WORK TASK
Below is a listing. Output every line of it exactly.

+++ THE DATA

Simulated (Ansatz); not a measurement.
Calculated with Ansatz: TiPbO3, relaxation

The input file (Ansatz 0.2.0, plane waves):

++++++

TASK RESULT
Simulated (Ansatz); not a measurement.
Calculated with Ansatz: TiPbO3, relaxation

The input file (Ansatz 0.2.0, plane waves):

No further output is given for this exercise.